#### [Required action]
Each record is to be reproduced verbatim.

***

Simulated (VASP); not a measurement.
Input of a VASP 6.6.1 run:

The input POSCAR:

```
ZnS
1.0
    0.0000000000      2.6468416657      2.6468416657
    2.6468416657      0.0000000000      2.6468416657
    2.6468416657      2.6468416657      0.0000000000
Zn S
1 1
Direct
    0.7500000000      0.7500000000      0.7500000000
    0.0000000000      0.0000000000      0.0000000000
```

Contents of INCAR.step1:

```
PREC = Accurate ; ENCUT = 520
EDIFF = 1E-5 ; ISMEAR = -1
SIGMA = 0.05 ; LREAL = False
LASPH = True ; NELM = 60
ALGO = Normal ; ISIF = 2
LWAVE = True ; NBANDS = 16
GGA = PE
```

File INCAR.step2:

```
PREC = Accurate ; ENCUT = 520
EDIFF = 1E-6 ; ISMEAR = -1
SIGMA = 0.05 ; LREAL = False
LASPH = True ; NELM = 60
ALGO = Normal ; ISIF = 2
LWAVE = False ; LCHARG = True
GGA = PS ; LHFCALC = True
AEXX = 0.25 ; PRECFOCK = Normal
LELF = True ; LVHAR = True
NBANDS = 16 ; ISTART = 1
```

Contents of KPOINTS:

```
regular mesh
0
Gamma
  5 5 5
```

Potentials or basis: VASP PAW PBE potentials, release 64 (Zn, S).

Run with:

***

#### [Answer section]
Simulated (VASP); not a measurement.
Input of a VASP 6.6.1 run:

The input POSCAR:

```
ZnS
1.0
    0.0000000000      2.6468416657      2.6468416657
    2.6468416657      0.0000000000      2.6468416657
    2.6468416657      2.6468416657      0.0000000000
Zn S
1 1
Direct
    0.7500000000      0.7500000000      0.7500000000
    0.0000000000      0.0000000000      0.0000000000
```

Contents of INCAR.step1:

```
PREC = Accurate ; ENCUT = 520
EDIFF = 1E-5 ; ISMEAR = -1
SIGMA = 0.05 ; LREAL = False
LASPH = True ; NELM = 60
ALGO = Normal ; ISIF = 2
LWAVE = True ; NBANDS = 16
GGA = PE
```

File INCAR.step2:

```
PREC = Accurate ; ENCUT = 520
EDIFF = 1E-6 ; ISMEAR = -1
SIGMA = 0.05 ; LREAL = False
LASPH = True ; NELM = 60
ALGO = Normal ; ISIF = 2
LWAVE = False ; LCHARG = True
GGA = PS ; LHFCALC = True
AEXX = 0.25 ; PRECFOCK = Normal
LELF = True ; LVHAR = True
NBANDS = 16 ; ISTART = 1
```

Contents of KPOINTS:

```
regular mesh
0
Gamma
  5 5 5
```

Potentials or basis: VASP PAW PBE potentials, release 64 (Zn, S).

Run with:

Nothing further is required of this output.